::::::

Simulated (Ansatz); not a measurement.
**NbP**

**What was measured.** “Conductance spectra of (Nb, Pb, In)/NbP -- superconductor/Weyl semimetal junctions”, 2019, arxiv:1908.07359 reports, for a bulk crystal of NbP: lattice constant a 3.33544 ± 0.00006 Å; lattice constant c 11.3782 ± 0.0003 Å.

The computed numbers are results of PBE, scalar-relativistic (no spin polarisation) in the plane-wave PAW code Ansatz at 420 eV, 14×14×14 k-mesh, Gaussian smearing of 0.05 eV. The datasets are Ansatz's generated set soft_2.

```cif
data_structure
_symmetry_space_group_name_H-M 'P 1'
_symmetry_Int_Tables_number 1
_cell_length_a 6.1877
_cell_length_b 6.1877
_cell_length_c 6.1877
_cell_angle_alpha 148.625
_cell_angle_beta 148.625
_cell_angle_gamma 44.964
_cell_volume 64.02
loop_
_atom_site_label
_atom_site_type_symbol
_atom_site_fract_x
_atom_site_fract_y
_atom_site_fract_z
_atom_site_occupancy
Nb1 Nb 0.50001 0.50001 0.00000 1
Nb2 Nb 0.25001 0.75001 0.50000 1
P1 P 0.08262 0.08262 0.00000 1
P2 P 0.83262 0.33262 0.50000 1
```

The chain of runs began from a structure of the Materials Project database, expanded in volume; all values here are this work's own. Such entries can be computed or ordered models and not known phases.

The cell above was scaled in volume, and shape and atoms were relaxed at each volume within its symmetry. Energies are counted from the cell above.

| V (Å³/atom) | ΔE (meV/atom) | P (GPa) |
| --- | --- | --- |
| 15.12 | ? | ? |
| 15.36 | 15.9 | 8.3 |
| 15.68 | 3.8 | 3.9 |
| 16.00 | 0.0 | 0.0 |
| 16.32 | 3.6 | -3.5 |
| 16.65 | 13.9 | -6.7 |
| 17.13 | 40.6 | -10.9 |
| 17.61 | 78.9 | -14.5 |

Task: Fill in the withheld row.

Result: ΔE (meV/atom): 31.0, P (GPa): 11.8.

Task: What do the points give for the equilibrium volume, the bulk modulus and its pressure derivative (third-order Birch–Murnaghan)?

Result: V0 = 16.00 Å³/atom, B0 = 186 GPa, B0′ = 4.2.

::::::

Work item: Looking at the data above, return every line from the one with "Task: Fill in the withheld row." down to the one with "Task: What do", exactly and inclusively.

Exercise solution:
Task: Fill in the withheld row.

Result: ΔE (meV/atom): 31.0, P (GPa): 11.8.

Task: What do the points give for the equilibrium volume, the bulk modulus and its pressure derivative (third-order Birch–Murnaghan)?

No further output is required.